-- Data extract follows --

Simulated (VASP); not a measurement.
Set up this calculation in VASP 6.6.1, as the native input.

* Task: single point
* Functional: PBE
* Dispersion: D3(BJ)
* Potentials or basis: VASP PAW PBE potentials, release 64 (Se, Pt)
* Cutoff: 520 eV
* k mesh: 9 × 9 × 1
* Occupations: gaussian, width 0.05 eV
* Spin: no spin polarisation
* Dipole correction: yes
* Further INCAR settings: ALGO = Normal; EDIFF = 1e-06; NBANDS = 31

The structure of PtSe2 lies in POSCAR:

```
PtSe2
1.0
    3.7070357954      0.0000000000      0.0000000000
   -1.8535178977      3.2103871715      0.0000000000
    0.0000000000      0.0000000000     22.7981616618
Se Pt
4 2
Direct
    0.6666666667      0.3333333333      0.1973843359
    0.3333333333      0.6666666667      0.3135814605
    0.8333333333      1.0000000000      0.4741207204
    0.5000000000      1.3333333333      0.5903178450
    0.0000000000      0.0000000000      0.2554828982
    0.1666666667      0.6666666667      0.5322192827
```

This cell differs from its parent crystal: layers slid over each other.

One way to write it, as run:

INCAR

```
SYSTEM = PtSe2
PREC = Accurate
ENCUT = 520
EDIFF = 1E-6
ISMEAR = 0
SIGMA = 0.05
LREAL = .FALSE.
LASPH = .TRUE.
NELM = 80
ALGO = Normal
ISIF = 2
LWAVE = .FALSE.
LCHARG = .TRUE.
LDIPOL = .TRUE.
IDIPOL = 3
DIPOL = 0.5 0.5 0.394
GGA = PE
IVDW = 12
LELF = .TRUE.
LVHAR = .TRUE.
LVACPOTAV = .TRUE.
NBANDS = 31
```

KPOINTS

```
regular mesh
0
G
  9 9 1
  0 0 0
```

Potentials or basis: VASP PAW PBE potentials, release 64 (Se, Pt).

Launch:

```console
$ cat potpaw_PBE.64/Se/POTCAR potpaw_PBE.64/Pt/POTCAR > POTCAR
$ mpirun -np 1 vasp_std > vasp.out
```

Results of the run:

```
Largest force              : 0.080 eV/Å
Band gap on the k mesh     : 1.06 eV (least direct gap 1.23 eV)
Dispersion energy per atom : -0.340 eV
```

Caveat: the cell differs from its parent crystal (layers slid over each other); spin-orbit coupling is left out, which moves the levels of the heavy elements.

-- Data extract concluded --

**Task item**
In the listing above, transcribe exactly everything from the line containing "The structure of" down to the line containing "This cell differs", including both and nothing more.

**Task solution**
The structure of PtSe2 lies in POSCAR:

```
PtSe2
1.0
    3.7070357954      0.0000000000      0.0000000000
   -1.8535178977      3.2103871715      0.0000000000
    0.0000000000      0.0000000000     22.7981616618
Se Pt
4 2
Direct
    0.6666666667      0.3333333333      0.1973843359
    0.3333333333      0.6666666667      0.3135814605
    0.8333333333      1.0000000000      0.4741207204
    0.5000000000      1.3333333333      0.5903178450
    0.0000000000      0.0000000000      0.2554828982
    0.1666666667      0.6666666667      0.5322192827
```

This cell differs from its parent crystal: layers slid over each other.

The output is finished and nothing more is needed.